____ GIVEN ENTRIES

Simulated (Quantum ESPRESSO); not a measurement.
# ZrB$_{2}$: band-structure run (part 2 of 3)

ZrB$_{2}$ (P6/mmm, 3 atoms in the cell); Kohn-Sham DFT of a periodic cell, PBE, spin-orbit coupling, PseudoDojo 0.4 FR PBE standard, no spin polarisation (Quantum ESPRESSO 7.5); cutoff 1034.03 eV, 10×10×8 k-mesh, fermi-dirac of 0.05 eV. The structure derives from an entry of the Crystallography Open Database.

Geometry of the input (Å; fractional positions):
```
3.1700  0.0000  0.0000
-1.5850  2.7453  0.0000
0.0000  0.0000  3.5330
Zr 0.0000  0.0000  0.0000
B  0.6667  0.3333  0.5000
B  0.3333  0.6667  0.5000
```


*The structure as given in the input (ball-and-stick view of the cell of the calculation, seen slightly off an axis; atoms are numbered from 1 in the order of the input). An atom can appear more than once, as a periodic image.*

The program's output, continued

________

◆ **ACTIVITY**:
Your answer must be the lines from the first line of the entries above through the line that contains "(part 2 of 3)", written out exactly.

◆ **WRITTEN REPLY**:
Simulated (Quantum ESPRESSO); not a measurement.
# ZrB$_{2}$: band-structure run (part 2 of 3)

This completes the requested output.